━━ EXTRACTED INFORMATION ━━

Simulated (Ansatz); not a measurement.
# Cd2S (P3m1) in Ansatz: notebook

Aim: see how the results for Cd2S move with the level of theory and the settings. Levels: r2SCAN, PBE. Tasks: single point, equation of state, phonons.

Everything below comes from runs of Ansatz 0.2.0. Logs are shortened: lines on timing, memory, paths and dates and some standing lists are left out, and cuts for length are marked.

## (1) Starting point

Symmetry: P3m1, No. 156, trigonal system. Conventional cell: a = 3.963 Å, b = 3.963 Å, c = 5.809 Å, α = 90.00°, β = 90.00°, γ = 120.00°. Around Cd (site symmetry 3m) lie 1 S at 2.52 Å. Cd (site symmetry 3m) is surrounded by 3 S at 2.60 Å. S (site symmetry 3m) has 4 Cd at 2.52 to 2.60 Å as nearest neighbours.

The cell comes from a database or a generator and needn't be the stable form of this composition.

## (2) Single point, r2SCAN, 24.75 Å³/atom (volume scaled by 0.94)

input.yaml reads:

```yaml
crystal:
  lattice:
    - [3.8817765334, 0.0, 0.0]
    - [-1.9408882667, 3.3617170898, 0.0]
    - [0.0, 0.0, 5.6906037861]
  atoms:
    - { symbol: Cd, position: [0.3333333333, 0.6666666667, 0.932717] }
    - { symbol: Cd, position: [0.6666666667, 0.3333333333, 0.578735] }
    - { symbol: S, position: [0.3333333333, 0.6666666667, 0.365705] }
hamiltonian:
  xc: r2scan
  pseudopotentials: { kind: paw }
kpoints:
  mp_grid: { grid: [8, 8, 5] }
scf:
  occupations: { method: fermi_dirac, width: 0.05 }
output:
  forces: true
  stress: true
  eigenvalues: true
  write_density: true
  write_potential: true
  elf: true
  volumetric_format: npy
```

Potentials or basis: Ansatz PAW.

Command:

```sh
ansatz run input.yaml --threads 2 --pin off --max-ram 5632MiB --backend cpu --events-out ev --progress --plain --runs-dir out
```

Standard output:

━━━

Restate, word for word, the listing above from its first line through the line that contains "Aim: see how", keeping both of those lines.

Simulated (Ansatz); not a measurement.
# Cd2S (P3m1) in Ansatz: notebook

Aim: see how the results for Cd2S move with the level of theory and the settings. Levels: r2SCAN, PBE. Tasks: single point, equation of state, phonons.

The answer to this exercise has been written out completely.